Exercise => Restate word for word the lines of the entries below, starting with the line that holds "Energies count from" and ending with the line that holds "So it is a metastable form at best.", and no others.

•••••

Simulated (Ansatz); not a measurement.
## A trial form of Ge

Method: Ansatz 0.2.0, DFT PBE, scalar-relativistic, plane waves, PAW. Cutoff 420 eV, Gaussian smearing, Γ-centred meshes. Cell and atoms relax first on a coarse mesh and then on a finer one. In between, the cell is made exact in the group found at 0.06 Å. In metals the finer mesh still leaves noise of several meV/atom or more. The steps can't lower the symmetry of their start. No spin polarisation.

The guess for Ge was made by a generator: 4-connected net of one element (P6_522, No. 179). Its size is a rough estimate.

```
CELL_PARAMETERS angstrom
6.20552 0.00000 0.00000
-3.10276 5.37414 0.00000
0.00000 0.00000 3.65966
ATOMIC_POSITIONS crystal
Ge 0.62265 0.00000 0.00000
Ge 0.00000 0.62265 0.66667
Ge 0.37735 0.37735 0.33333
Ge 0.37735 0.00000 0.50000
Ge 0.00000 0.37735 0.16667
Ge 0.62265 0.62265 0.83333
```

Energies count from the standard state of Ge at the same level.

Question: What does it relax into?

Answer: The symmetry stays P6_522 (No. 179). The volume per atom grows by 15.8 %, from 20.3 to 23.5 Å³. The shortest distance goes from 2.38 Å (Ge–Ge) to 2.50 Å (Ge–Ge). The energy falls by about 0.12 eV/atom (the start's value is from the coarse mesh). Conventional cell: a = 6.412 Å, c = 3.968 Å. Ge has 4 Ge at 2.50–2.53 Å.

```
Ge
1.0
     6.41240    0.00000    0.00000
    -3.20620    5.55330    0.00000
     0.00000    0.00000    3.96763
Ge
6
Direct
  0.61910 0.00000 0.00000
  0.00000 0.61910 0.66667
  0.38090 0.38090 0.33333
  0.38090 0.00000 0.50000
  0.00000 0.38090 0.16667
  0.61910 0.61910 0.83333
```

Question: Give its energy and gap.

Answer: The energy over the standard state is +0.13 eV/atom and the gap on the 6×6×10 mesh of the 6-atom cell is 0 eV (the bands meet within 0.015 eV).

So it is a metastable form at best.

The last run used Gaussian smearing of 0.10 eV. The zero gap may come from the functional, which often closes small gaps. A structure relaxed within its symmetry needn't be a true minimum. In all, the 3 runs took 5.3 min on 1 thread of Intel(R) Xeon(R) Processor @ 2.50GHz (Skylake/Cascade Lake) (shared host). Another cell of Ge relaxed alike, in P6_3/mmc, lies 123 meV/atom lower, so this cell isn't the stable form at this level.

•••••

Written solution =>
Energies count from the standard state of Ge at the same level.

Question: What does it relax into?

Answer: The symmetry stays P6_522 (No. 179). The volume per atom grows by 15.8 %, from 20.3 to 23.5 Å³. The shortest distance goes from 2.38 Å (Ge–Ge) to 2.50 Å (Ge–Ge). The energy falls by about 0.12 eV/atom (the start's value is from the coarse mesh). Conventional cell: a = 6.412 Å, c = 3.968 Å. Ge has 4 Ge at 2.50–2.53 Å.

```
Ge
1.0
     6.41240    0.00000    0.00000
    -3.20620    5.55330    0.00000
     0.00000    0.00000    3.96763
Ge
6
Direct
  0.61910 0.00000 0.00000
  0.00000 0.61910 0.66667
  0.38090 0.38090 0.33333
  0.38090 0.00000 0.50000
  0.00000 0.38090 0.16667
  0.61910 0.61910 0.83333
```

Question: Give its energy and gap.

Answer: The energy over the standard state is +0.13 eV/atom and the gap on the 6×6×10 mesh of the 6-atom cell is 0 eV (the bands meet within 0.015 eV).

So it is a metastable form at best.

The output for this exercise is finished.